● **Brief**: Every record that follows needs to be written out again, exactly.

● **Exercise data**:
▶
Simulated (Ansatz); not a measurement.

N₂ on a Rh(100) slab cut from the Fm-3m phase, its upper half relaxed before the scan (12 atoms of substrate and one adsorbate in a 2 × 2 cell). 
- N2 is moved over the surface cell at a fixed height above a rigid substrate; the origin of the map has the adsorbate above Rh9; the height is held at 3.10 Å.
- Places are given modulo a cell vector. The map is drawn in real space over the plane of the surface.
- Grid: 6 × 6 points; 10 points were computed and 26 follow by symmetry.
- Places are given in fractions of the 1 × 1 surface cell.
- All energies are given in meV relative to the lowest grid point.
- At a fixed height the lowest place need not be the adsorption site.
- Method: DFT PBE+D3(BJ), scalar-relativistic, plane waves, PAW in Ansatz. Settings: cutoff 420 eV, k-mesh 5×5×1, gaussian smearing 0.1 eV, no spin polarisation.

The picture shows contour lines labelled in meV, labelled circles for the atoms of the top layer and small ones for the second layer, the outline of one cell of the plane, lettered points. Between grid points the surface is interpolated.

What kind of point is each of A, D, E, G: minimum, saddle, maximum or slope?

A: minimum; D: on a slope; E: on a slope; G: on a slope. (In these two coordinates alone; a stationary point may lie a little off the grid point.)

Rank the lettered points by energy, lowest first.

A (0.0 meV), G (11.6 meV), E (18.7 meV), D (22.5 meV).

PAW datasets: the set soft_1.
◀

● **Solution**:
Simulated (Ansatz); not a measurement.

N₂ on a Rh(100) slab cut from the Fm-3m phase, its upper half relaxed before the scan (12 atoms of substrate and one adsorbate in a 2 × 2 cell). 
- N2 is moved over the surface cell at a fixed height above a rigid substrate; the origin of the map has the adsorbate above Rh9; the height is held at 3.10 Å.
- Places are given modulo a cell vector. The map is drawn in real space over the plane of the surface.
- Grid: 6 × 6 points; 10 points were computed and 26 follow by symmetry.
- Places are given in fractions of the 1 × 1 surface cell.
- All energies are given in meV relative to the lowest grid point.
- At a fixed height the lowest place need not be the adsorption site.
- Method: DFT PBE+D3(BJ), scalar-relativistic, plane waves, PAW in Ansatz. Settings: cutoff 420 eV, k-mesh 5×5×1, gaussian smearing 0.1 eV, no spin polarisation.

The picture shows contour lines labelled in meV, labelled circles for the atoms of the top layer and small ones for the second layer, the outline of one cell of the plane, lettered points. Between grid points the surface is interpolated.

What kind of point is each of A, D, E, G: minimum, saddle, maximum or slope?

A: minimum; D: on a slope; E: on a slope; G: on a slope. (In these two coordinates alone; a stationary point may lie a little off the grid point.)

Rank the lettered points by energy, lowest first.

A (0.0 meV), G (11.6 meV), E (18.7 meV), D (22.5 meV).

PAW datasets: the set soft_1.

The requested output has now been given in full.